EXTRACTED DATA »
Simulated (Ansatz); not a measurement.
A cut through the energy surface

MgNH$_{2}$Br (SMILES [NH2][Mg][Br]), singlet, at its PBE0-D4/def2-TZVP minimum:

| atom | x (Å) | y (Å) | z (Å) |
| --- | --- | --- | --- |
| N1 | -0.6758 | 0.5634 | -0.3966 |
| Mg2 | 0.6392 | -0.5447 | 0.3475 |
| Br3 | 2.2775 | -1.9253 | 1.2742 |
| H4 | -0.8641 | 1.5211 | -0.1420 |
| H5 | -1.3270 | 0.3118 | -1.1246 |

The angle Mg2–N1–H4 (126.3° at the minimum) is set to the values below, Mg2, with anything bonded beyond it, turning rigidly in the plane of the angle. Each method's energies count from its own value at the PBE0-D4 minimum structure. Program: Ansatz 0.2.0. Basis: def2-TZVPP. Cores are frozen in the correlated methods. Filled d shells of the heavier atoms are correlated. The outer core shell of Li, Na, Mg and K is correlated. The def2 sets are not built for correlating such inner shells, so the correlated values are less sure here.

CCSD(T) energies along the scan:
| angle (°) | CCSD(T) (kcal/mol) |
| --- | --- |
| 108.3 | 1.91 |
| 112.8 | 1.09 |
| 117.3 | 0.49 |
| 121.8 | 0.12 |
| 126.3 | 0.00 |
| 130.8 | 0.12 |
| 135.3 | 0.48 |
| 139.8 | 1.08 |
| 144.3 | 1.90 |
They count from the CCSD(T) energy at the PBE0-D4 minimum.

TASK ITEM » Repeat each line of the data above, exactly as it appears, from the first through the line that contains "144.3 | 1.90 |".

WRITTEN REPLY »
Simulated (Ansatz); not a measurement.
A cut through the energy surface

MgNH$_{2}$Br (SMILES [NH2][Mg][Br]), singlet, at its PBE0-D4/def2-TZVP minimum:

| atom | x (Å) | y (Å) | z (Å) |
| --- | --- | --- | --- |
| N1 | -0.6758 | 0.5634 | -0.3966 |
| Mg2 | 0.6392 | -0.5447 | 0.3475 |
| Br3 | 2.2775 | -1.9253 | 1.2742 |
| H4 | -0.8641 | 1.5211 | -0.1420 |
| H5 | -1.3270 | 0.3118 | -1.1246 |

The angle Mg2–N1–H4 (126.3° at the minimum) is set to the values below, Mg2, with anything bonded beyond it, turning rigidly in the plane of the angle. Each method's energies count from its own value at the PBE0-D4 minimum structure. Program: Ansatz 0.2.0. Basis: def2-TZVPP. Cores are frozen in the correlated methods. Filled d shells of the heavier atoms are correlated. The outer core shell of Li, Na, Mg and K is correlated. The def2 sets are not built for correlating such inner shells, so the correlated values are less sure here.

CCSD(T) energies along the scan:
| angle (°) | CCSD(T) (kcal/mol) |
| --- | --- |
| 108.3 | 1.91 |
| 112.8 | 1.09 |
| 117.3 | 0.49 |
| 121.8 | 0.12 |
| 126.3 | 0.00 |
| 130.8 | 0.12 |
| 135.3 | 0.48 |
| 139.8 | 1.08 |
| 144.3 | 1.90 |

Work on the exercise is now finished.